* **BRIEF**
Write the entries out exactly, with the final line being the one containing "### Which of".

┌─ LISTED RECORDS
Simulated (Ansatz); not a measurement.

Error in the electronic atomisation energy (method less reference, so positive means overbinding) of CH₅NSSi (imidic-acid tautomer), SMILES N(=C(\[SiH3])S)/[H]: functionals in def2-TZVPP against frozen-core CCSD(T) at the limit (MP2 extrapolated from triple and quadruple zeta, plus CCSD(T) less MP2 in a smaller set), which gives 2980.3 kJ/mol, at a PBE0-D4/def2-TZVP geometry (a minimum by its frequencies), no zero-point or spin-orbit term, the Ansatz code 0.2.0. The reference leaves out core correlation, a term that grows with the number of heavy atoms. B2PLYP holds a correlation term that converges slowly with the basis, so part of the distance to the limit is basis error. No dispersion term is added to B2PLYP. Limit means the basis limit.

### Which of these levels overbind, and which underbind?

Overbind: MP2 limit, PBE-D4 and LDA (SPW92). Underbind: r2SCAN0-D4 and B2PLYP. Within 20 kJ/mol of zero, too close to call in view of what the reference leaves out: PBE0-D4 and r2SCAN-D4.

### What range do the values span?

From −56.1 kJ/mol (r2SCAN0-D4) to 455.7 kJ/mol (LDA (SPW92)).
└─

* **WRITTEN ANSWER**
Simulated (Ansatz); not a measurement.

Error in the electronic atomisation energy (method less reference, so positive means overbinding) of CH₅NSSi (imidic-acid tautomer), SMILES N(=C(\[SiH3])S)/[H]: functionals in def2-TZVPP against frozen-core CCSD(T) at the limit (MP2 extrapolated from triple and quadruple zeta, plus CCSD(T) less MP2 in a smaller set), which gives 2980.3 kJ/mol, at a PBE0-D4/def2-TZVP geometry (a minimum by its frequencies), no zero-point or spin-orbit term, the Ansatz code 0.2.0. The reference leaves out core correlation, a term that grows with the number of heavy atoms. B2PLYP holds a correlation term that converges slowly with the basis, so part of the distance to the limit is basis error. No dispersion term is added to B2PLYP. Limit means the basis limit.

### Which of these levels overbind, and which underbind?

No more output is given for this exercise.